Activity:
Copy out all the data, word for word.

Data provided:
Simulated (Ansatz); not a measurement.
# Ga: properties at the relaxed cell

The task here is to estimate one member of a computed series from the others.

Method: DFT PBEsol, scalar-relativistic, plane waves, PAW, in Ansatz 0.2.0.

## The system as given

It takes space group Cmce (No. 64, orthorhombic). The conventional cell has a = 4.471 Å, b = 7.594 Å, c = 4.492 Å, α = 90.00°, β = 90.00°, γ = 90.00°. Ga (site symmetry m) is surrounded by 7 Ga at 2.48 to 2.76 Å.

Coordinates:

Written solution:
Simulated (Ansatz); not a measurement.
# Ga: properties at the relaxed cell

The task here is to estimate one member of a computed series from the others.

Method: DFT PBEsol, scalar-relativistic, plane waves, PAW, in Ansatz 0.2.0.

## The system as given

It takes space group Cmce (No. 64, orthorhombic). The conventional cell has a = 4.471 Å, b = 7.594 Å, c = 4.492 Å, α = 90.00°, β = 90.00°, γ = 90.00°. Ga (site symmetry m) is surrounded by 7 Ga at 2.48 to 2.76 Å.

Coordinates:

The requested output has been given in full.